Retype, word for word, every line from the one holding "Core times come" through the one holding "0.000 | 1 |" in the entries below, both included, and only those lines.

___ Record set
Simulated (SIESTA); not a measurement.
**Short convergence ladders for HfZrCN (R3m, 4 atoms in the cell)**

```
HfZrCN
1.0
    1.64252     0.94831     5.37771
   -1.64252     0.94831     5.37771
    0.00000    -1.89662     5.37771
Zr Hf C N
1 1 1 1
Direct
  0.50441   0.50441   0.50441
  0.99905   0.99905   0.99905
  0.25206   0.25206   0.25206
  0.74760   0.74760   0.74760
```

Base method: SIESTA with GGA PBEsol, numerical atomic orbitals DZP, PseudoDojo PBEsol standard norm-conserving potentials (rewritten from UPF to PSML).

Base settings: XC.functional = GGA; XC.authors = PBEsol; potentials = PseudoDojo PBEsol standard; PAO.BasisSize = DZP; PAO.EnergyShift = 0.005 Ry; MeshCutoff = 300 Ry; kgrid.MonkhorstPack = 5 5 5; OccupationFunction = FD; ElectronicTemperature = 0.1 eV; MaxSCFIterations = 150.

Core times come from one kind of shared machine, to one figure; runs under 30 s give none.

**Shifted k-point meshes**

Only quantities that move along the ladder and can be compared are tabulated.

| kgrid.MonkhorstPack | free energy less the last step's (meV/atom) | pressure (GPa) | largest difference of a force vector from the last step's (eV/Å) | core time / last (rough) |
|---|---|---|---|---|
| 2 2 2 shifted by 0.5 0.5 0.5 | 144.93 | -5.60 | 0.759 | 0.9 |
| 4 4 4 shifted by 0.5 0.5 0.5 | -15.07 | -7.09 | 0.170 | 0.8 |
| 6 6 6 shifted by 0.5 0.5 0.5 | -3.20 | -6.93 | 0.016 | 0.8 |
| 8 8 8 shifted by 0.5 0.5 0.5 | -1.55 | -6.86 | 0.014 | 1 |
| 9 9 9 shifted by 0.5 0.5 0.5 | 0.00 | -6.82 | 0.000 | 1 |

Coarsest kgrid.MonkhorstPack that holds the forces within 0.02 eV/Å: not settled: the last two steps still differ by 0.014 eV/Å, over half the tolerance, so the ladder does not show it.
______

→ **Your solution**:
Core times come from one kind of shared machine, to one figure; runs under 30 s give none.

**Shifted k-point meshes**

Only quantities that move along the ladder and can be compared are tabulated.

| kgrid.MonkhorstPack | free energy less the last step's (meV/atom) | pressure (GPa) | largest difference of a force vector from the last step's (eV/Å) | core time / last (rough) |
|---|---|---|---|---|
| 2 2 2 shifted by 0.5 0.5 0.5 | 144.93 | -5.60 | 0.759 | 0.9 |
| 4 4 4 shifted by 0.5 0.5 0.5 | -15.07 | -7.09 | 0.170 | 0.8 |
| 6 6 6 shifted by 0.5 0.5 0.5 | -3.20 | -6.93 | 0.016 | 0.8 |
| 8 8 8 shifted by 0.5 0.5 0.5 | -1.55 | -6.86 | 0.014 | 1 |
| 9 9 9 shifted by 0.5 0.5 0.5 | 0.00 | -6.82 | 0.000 | 1 |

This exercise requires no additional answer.